• [Work instruction]
Of the material below, the lines to be retyped are those from the line containing "Alike in all" through the line containing "A k mesh can", inclusive; reproduce them exactly.

• [Information shown]

=== Section Start ===

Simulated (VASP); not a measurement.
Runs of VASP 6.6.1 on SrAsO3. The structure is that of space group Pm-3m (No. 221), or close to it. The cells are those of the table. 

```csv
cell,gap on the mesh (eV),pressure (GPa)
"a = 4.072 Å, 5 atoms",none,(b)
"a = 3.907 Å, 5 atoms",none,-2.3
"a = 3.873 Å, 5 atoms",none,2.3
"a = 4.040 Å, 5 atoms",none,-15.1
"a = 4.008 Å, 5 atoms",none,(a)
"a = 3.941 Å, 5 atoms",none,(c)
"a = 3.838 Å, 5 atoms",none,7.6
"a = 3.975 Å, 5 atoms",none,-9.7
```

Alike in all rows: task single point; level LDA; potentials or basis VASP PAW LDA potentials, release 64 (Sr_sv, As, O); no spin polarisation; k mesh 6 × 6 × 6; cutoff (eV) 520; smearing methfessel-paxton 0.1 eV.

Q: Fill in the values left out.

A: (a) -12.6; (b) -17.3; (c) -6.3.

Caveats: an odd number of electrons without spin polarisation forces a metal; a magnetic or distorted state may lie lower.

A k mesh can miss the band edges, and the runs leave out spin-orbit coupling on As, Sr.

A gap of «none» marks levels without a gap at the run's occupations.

=== Section End ===

• [Response area]
Alike in all rows: task single point; level LDA; potentials or basis VASP PAW LDA potentials, release 64 (Sr_sv, As, O); no spin polarisation; k mesh 6 × 6 × 6; cutoff (eV) 520; smearing methfessel-paxton 0.1 eV.

Q: Fill in the values left out.

A: (a) -12.6; (b) -17.3; (c) -6.3.

Caveats: an odd number of electrons without spin polarisation forces a metal; a magnetic or distorted state may lie lower.

A k mesh can miss the band edges, and the runs leave out spin-orbit coupling on As, Sr.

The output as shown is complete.